Information supplied:
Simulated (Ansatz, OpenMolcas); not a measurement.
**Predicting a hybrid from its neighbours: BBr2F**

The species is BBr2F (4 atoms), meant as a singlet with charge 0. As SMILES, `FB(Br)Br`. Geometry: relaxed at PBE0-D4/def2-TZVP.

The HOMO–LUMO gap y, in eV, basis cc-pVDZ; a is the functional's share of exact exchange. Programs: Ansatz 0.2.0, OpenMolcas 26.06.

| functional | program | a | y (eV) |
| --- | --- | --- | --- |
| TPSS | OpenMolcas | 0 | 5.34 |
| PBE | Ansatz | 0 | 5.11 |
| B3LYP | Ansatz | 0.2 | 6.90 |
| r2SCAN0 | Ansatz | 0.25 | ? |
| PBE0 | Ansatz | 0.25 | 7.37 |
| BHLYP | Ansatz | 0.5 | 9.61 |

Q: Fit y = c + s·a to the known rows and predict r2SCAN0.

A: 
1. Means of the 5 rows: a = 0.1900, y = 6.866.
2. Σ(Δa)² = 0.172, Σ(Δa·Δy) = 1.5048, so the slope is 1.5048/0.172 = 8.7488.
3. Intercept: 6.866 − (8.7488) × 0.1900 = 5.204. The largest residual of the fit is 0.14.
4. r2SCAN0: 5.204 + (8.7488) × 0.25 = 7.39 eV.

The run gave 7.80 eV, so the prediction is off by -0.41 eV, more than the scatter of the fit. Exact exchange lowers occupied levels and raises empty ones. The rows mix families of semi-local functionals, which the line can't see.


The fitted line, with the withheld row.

Task item: Could you repeat exactly the lines in the listing above from the one with "program | a | y (eV) |" down to the one with "3. Intercept: 6.866"? Include both of those lines.

Answer area:
| functional | program | a | y (eV) |
| --- | --- | --- | --- |
| TPSS | OpenMolcas | 0 | 5.34 |
| PBE | Ansatz | 0 | 5.11 |
| B3LYP | Ansatz | 0.2 | 6.90 |
| r2SCAN0 | Ansatz | 0.25 | ? |
| PBE0 | Ansatz | 0.25 | 7.37 |
| BHLYP | Ansatz | 0.5 | 9.61 |

Q: Fit y = c + s·a to the known rows and predict r2SCAN0.

A: 
1. Means of the 5 rows: a = 0.1900, y = 6.866.
2. Σ(Δa)² = 0.172, Σ(Δa·Δy) = 1.5048, so the slope is 1.5048/0.172 = 8.7488.
3. Intercept: 6.866 − (8.7488) × 0.1900 = 5.204. The largest residual of the fit is 0.14.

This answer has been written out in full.